> [Assignment] Beginning with the line below that contains "Model: reference Helmholtz-energy" and ending with the line that contains "- outlet pressure 0.789 MPa, final phase: two-phase, vapour", copy every line exactly. Copy nothing else.

··········

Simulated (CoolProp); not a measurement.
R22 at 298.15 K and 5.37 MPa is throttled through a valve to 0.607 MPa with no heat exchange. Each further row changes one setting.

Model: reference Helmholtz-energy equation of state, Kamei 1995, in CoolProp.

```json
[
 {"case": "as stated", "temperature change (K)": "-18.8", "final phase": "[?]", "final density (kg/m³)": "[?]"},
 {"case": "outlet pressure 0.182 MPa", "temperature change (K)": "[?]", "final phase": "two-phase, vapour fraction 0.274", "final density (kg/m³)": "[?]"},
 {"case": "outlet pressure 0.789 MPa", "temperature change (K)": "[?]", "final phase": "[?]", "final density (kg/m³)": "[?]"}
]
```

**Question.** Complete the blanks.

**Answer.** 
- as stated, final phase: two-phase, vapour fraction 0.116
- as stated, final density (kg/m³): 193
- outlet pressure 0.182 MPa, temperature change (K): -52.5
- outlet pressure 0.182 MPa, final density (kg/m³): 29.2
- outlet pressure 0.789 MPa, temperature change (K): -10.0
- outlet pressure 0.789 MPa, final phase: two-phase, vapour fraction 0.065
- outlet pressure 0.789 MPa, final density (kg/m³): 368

··········

> [Expected answer]
Model: reference Helmholtz-energy equation of state, Kamei 1995, in CoolProp.

```json
[
 {"case": "as stated", "temperature change (K)": "-18.8", "final phase": "[?]", "final density (kg/m³)": "[?]"},
 {"case": "outlet pressure 0.182 MPa", "temperature change (K)": "[?]", "final phase": "two-phase, vapour fraction 0.274", "final density (kg/m³)": "[?]"},
 {"case": "outlet pressure 0.789 MPa", "temperature change (K)": "[?]", "final phase": "[?]", "final density (kg/m³)": "[?]"}
]
```

**Question.** Complete the blanks.

**Answer.** 
- as stated, final phase: two-phase, vapour fraction 0.116
- as stated, final density (kg/m³): 193
- outlet pressure 0.182 MPa, temperature change (K): -52.5
- outlet pressure 0.182 MPa, final density (kg/m³): 29.2
- outlet pressure 0.789 MPa, temperature change (K): -10.0
- outlet pressure 0.789 MPa, final phase: two-phase, vapour fraction 0.065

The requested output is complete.